++++ Raw data
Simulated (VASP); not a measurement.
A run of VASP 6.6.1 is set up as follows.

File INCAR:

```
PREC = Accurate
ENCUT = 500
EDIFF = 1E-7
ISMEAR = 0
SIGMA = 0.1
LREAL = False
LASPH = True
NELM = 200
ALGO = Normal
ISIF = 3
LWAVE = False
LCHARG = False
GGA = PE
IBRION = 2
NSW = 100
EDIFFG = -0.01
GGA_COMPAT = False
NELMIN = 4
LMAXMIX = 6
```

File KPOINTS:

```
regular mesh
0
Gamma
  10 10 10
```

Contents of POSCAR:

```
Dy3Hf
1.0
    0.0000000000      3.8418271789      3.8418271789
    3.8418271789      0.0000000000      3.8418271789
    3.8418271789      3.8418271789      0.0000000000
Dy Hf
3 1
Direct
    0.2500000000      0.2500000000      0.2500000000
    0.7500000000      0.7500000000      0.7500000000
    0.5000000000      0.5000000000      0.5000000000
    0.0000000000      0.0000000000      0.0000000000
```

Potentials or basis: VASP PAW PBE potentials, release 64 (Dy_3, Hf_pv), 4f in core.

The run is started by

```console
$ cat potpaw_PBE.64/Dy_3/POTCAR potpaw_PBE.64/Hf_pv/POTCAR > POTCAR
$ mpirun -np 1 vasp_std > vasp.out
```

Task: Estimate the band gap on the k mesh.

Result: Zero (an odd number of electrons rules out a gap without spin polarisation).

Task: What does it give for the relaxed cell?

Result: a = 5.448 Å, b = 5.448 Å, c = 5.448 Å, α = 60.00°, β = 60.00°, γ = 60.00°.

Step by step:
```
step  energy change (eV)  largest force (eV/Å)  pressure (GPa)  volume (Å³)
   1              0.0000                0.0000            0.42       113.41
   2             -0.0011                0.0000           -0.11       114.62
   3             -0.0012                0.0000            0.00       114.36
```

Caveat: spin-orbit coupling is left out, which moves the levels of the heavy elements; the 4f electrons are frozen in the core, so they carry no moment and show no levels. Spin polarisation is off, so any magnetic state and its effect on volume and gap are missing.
++++++++

• Work item: Print exactly the lines above, between the one holding "The run is started by" and the one holding "Task: What does it give for the relaxed cell?", inclusive, and nothing besides.

• Task solution:
The run is started by

```console
$ cat potpaw_PBE.64/Dy_3/POTCAR potpaw_PBE.64/Hf_pv/POTCAR > POTCAR
$ mpirun -np 1 vasp_std > vasp.out
```

Task: Estimate the band gap on the k mesh.

Result: Zero (an odd number of electrons rules out a gap without spin polarisation).

Task: What does it give for the relaxed cell?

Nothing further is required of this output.